» **Data supplied**
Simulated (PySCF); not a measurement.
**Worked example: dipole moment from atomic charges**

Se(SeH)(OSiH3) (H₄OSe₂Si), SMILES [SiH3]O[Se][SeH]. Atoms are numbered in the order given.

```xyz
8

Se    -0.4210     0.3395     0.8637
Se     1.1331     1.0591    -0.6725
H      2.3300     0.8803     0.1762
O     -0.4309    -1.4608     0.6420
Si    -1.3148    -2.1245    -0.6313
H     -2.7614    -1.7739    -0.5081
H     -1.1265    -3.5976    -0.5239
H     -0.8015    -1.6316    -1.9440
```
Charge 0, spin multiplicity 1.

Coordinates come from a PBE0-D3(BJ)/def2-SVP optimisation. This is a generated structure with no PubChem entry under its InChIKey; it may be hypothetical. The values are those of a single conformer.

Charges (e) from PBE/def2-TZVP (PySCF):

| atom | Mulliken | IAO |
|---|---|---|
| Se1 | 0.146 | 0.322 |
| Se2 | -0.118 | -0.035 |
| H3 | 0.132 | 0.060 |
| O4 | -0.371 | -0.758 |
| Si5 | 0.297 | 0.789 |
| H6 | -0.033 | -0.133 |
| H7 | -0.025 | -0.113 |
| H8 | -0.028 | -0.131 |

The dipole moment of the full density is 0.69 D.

» **Required action**
Retype the records above in full. Every word should match.

» **Exercise result**
Simulated (PySCF); not a measurement.
**Worked example: dipole moment from atomic charges**

Se(SeH)(OSiH3) (H₄OSe₂Si), SMILES [SiH3]O[Se][SeH]. Atoms are numbered in the order given.

```xyz
8

Se    -0.4210     0.3395     0.8637
Se     1.1331     1.0591    -0.6725
H      2.3300     0.8803     0.1762
O     -0.4309    -1.4608     0.6420
Si    -1.3148    -2.1245    -0.6313
H     -2.7614    -1.7739    -0.5081
H     -1.1265    -3.5976    -0.5239
H     -0.8015    -1.6316    -1.9440
```
Charge 0, spin multiplicity 1.

Coordinates come from a PBE0-D3(BJ)/def2-SVP optimisation. This is a generated structure with no PubChem entry under its InChIKey; it may be hypothetical. The values are those of a single conformer.

Charges (e) from PBE/def2-TZVP (PySCF):

| atom | Mulliken | IAO |
|---|---|---|
| Se1 | 0.146 | 0.322 |
| Se2 | -0.118 | -0.035 |
| H3 | 0.132 | 0.060 |
| O4 | -0.371 | -0.758 |
| Si5 | 0.297 | 0.789 |
| H6 | -0.033 | -0.133 |
| H7 | -0.025 | -0.113 |
| H8 | -0.028 | -0.131 |

The dipole moment of the full density is 0.69 D.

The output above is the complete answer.